# ASSIGNED TASK
Copy out each line of the material below with no changes.

══ SUPPLIED ENTRIES ══

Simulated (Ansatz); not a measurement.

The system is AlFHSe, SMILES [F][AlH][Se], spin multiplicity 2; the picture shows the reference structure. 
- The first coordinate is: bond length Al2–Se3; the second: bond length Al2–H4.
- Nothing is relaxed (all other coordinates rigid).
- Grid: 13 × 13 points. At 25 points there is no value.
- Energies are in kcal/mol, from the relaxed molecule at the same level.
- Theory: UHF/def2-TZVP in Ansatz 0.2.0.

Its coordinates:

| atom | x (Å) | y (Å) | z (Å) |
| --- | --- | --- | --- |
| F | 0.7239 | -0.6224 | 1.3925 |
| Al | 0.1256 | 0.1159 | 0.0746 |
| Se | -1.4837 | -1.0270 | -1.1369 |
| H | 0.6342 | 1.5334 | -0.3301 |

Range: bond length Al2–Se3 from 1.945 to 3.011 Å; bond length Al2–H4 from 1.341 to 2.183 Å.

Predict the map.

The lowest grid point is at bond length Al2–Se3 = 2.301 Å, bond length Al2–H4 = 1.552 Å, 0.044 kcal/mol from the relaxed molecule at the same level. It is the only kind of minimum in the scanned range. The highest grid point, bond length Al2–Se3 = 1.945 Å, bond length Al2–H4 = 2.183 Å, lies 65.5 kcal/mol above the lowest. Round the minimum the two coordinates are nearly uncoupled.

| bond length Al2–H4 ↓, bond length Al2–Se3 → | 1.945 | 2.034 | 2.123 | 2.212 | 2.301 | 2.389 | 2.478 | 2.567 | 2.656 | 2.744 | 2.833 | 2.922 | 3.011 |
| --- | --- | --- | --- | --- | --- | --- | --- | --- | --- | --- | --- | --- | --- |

═══

# RESPONSE
Simulated (Ansatz); not a measurement.

The system is AlFHSe, SMILES [F][AlH][Se], spin multiplicity 2; the picture shows the reference structure. 
- The first coordinate is: bond length Al2–Se3; the second: bond length Al2–H4.
- Nothing is relaxed (all other coordinates rigid).
- Grid: 13 × 13 points. At 25 points there is no value.
- Energies are in kcal/mol, from the relaxed molecule at the same level.
- Theory: UHF/def2-TZVP in Ansatz 0.2.0.

Its coordinates:

| atom | x (Å) | y (Å) | z (Å) |
| --- | --- | --- | --- |
| F | 0.7239 | -0.6224 | 1.3925 |
| Al | 0.1256 | 0.1159 | 0.0746 |
| Se | -1.4837 | -1.0270 | -1.1369 |
| H | 0.6342 | 1.5334 | -0.3301 |

Range: bond length Al2–Se3 from 1.945 to 3.011 Å; bond length Al2–H4 from 1.341 to 2.183 Å.

Predict the map.

The lowest grid point is at bond length Al2–Se3 = 2.301 Å, bond length Al2–H4 = 1.552 Å, 0.044 kcal/mol from the relaxed molecule at the same level. It is the only kind of minimum in the scanned range. The highest grid point, bond length Al2–Se3 = 1.945 Å, bond length Al2–H4 = 2.183 Å, lies 65.5 kcal/mol above the lowest. Round the minimum the two coordinates are nearly uncoupled.

| bond length Al2–H4 ↓, bond length Al2–Se3 → | 1.945 | 2.034 | 2.123 | 2.212 | 2.301 | 2.389 | 2.478 | 2.567 | 2.656 | 2.744 | 2.833 | 2.922 | 3.011 |
| --- | --- | --- | --- | --- | --- | --- | --- | --- | --- | --- | --- | --- | --- |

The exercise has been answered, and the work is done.